### WORK ITEM
Can you restate the lines of the entries below, word for word, from the first one through the line that includes "The input less"?

### INFORMATION
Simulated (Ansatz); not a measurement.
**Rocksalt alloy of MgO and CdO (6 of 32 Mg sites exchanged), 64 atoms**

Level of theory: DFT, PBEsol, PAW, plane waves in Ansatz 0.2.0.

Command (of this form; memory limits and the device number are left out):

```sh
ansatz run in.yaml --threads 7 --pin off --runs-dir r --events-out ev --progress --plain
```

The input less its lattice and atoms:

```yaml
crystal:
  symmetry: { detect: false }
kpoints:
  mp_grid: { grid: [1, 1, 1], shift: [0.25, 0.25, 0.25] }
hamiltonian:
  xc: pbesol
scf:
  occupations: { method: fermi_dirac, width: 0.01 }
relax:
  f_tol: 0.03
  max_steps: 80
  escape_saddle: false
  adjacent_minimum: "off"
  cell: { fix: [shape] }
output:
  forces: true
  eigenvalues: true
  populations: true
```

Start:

### TASK SOLUTION
Simulated (Ansatz); not a measurement.
**Rocksalt alloy of MgO and CdO (6 of 32 Mg sites exchanged), 64 atoms**

Level of theory: DFT, PBEsol, PAW, plane waves in Ansatz 0.2.0.

Command (of this form; memory limits and the device number are left out):

```sh
ansatz run in.yaml --threads 7 --pin off --runs-dir r --events-out ev --progress --plain
```

The input less its lattice and atoms:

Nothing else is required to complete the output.